* [ASSIGNMENT]:
Reproduce only the stretch of entries below that begins at the first line and ends at the line holding "The structure derives".

# # # # #

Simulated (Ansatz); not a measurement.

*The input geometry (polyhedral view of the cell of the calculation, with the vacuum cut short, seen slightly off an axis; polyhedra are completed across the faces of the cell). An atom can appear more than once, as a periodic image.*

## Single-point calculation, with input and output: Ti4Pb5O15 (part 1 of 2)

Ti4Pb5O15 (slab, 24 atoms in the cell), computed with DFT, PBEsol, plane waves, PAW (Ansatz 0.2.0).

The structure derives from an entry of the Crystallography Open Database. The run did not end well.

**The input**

# # # # #

* [ANSWER BOX]:
Simulated (Ansatz); not a measurement.

*The input geometry (polyhedral view of the cell of the calculation, with the vacuum cut short, seen slightly off an axis; polyhedra are completed across the faces of the cell). An atom can appear more than once, as a periodic image.*

## Single-point calculation, with input and output: Ti4Pb5O15 (part 1 of 2)

Ti4Pb5O15 (slab, 24 atoms in the cell), computed with DFT, PBEsol, plane waves, PAW (Ansatz 0.2.0).

The structure derives from an entry of the Crystallography Open Database. The run did not end well.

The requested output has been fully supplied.